• WORK REQUEST
Using the material below, write out every entry exactly.

• EXTRACTED INFORMATION
+ + + + + + +
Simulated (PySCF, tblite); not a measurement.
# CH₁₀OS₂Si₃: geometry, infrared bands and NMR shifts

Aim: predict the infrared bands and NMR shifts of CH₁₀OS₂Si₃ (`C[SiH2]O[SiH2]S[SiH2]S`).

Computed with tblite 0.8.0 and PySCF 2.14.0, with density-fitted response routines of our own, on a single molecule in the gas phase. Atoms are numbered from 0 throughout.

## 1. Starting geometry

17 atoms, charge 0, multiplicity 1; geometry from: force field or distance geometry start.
+ + + + + + +

• WRITTEN RESPONSE
Simulated (PySCF, tblite); not a measurement.
# CH₁₀OS₂Si₃: geometry, infrared bands and NMR shifts

Aim: predict the infrared bands and NMR shifts of CH₁₀OS₂Si₃ (`C[SiH2]O[SiH2]S[SiH2]S`).

Computed with tblite 0.8.0 and PySCF 2.14.0, with density-fitted response routines of our own, on a single molecule in the gas phase. Atoms are numbered from 0 throughout.

## 1. Starting geometry

17 atoms, charge 0, multiplicity 1; geometry from: force field or distance geometry start.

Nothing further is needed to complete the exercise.